(DATA SUPPLIED Opens)
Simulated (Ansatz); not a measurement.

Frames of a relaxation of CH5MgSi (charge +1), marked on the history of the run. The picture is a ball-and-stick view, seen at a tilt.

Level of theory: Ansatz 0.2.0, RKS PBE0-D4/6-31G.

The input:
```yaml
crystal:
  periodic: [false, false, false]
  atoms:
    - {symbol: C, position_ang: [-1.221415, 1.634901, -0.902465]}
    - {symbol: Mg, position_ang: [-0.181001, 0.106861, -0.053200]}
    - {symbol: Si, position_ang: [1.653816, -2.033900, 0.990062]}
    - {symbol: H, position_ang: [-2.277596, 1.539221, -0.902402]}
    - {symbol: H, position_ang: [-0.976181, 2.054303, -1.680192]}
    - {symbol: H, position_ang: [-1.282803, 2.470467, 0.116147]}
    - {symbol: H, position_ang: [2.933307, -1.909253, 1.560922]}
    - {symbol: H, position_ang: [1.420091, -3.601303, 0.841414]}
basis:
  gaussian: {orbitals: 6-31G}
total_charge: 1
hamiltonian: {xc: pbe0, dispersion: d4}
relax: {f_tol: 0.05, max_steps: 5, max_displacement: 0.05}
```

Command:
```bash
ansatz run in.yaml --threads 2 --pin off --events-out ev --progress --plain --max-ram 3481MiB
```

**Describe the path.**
(DATA SUPPLIED Closes)

TASK ITEM: Retype the data. Every line must match the original exactly.

TASK SOLUTION:
Simulated (Ansatz); not a measurement.

Frames of a relaxation of CH5MgSi (charge +1), marked on the history of the run. The picture is a ball-and-stick view, seen at a tilt.

Level of theory: Ansatz 0.2.0, RKS PBE0-D4/6-31G.

The input:
```yaml
crystal:
  periodic: [false, false, false]
  atoms:
    - {symbol: C, position_ang: [-1.221415, 1.634901, -0.902465]}
    - {symbol: Mg, position_ang: [-0.181001, 0.106861, -0.053200]}
    - {symbol: Si, position_ang: [1.653816, -2.033900, 0.990062]}
    - {symbol: H, position_ang: [-2.277596, 1.539221, -0.902402]}
    - {symbol: H, position_ang: [-0.976181, 2.054303, -1.680192]}
    - {symbol: H, position_ang: [-1.282803, 2.470467, 0.116147]}
    - {symbol: H, position_ang: [2.933307, -1.909253, 1.560922]}
    - {symbol: H, position_ang: [1.420091, -3.601303, 0.841414]}
basis:
  gaussian: {orbitals: 6-31G}
total_charge: 1
hamiltonian: {xc: pbe0, dispersion: d4}
relax: {f_tol: 0.05, max_steps: 5, max_displacement: 0.05}
```

Command:
```bash
ansatz run in.yaml --threads 2 --pin off --events-out ev --progress --plain --max-ram 3481MiB
```

**Describe the path.**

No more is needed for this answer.